━━ ENTRIES PROVIDED ━━

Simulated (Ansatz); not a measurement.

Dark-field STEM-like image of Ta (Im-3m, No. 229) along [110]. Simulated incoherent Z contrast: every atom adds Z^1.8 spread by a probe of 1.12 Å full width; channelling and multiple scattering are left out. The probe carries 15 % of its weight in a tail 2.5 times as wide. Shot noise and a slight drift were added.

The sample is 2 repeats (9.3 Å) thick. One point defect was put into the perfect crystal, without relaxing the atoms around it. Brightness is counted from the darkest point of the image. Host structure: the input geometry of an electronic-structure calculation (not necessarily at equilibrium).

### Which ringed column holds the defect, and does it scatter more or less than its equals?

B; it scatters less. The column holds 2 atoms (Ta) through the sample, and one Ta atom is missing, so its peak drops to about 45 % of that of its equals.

━━━

(WORK ITEM) Exact copies of all the entries above are required.

(EXERCISE RESULT)
Simulated (Ansatz); not a measurement.

Dark-field STEM-like image of Ta (Im-3m, No. 229) along [110]. Simulated incoherent Z contrast: every atom adds Z^1.8 spread by a probe of 1.12 Å full width; channelling and multiple scattering are left out. The probe carries 15 % of its weight in a tail 2.5 times as wide. Shot noise and a slight drift were added.

The sample is 2 repeats (9.3 Å) thick. One point defect was put into the perfect crystal, without relaxing the atoms around it. Brightness is counted from the darkest point of the image. Host structure: the input geometry of an electronic-structure calculation (not necessarily at equilibrium).

### Which ringed column holds the defect, and does it scatter more or less than its equals?

B; it scatters less. The column holds 2 atoms (Ta) through the sample, and one Ta atom is missing, so its peak drops to about 45 % of that of its equals.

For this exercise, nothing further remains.